Please repeat only the stretch of records running from the first line through the line that contains "Ansatz 0.2.0 |".

↓
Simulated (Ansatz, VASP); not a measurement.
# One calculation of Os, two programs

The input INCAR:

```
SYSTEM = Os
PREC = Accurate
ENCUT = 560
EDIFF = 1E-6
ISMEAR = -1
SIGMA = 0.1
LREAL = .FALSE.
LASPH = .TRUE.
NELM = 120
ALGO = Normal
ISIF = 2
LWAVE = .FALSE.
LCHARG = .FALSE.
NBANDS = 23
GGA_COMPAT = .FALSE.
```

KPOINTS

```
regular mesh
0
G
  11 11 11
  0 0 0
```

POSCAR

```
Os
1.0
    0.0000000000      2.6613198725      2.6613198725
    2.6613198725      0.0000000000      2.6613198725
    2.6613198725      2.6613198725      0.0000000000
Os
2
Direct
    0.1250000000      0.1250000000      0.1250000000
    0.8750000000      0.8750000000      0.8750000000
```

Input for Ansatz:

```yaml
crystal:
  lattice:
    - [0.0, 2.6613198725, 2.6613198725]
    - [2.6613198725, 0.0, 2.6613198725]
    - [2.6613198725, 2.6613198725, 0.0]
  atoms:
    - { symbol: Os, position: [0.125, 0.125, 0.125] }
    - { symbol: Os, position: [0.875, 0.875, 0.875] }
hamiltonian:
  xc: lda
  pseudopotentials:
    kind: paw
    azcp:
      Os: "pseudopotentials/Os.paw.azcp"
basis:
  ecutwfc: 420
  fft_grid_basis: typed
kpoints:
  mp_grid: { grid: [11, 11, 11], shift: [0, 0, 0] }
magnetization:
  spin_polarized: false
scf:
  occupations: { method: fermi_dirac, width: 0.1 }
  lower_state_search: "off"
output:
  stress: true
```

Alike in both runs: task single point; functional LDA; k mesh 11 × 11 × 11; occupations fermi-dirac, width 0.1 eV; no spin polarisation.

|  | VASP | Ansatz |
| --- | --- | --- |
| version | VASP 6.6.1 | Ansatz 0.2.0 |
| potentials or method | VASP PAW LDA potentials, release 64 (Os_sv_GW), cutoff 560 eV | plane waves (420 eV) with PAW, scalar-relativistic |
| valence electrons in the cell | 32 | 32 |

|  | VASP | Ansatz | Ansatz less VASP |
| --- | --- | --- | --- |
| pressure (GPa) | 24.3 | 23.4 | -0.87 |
↑

■ **ANSWER SPACE**:
Simulated (Ansatz, VASP); not a measurement.
# One calculation of Os, two programs

The input INCAR:

```
SYSTEM = Os
PREC = Accurate
ENCUT = 560
EDIFF = 1E-6
ISMEAR = -1
SIGMA = 0.1
LREAL = .FALSE.
LASPH = .TRUE.
NELM = 120
ALGO = Normal
ISIF = 2
LWAVE = .FALSE.
LCHARG = .FALSE.
NBANDS = 23
GGA_COMPAT = .FALSE.
```

KPOINTS

```
regular mesh
0
G
  11 11 11
  0 0 0
```

POSCAR

```
Os
1.0
    0.0000000000      2.6613198725      2.6613198725
    2.6613198725      0.0000000000      2.6613198725
    2.6613198725      2.6613198725      0.0000000000
Os
2
Direct
    0.1250000000      0.1250000000      0.1250000000
    0.8750000000      0.8750000000      0.8750000000
```

Input for Ansatz:

```yaml
crystal:
  lattice:
    - [0.0, 2.6613198725, 2.6613198725]
    - [2.6613198725, 0.0, 2.6613198725]
    - [2.6613198725, 2.6613198725, 0.0]
  atoms:
    - { symbol: Os, position: [0.125, 0.125, 0.125] }
    - { symbol: Os, position: [0.875, 0.875, 0.875] }
hamiltonian:
  xc: lda
  pseudopotentials:
    kind: paw
    azcp:
      Os: "pseudopotentials/Os.paw.azcp"
basis:
  ecutwfc: 420
  fft_grid_basis: typed
kpoints:
  mp_grid: { grid: [11, 11, 11], shift: [0, 0, 0] }
magnetization:
  spin_polarized: false
scf:
  occupations: { method: fermi_dirac, width: 0.1 }
  lower_state_search: "off"
output:
  stress: true
```

Alike in both runs: task single point; functional LDA; k mesh 11 × 11 × 11; occupations fermi-dirac, width 0.1 eV; no spin polarisation.

|  | VASP | Ansatz |
| --- | --- | --- |
| version | VASP 6.6.1 | Ansatz 0.2.0 |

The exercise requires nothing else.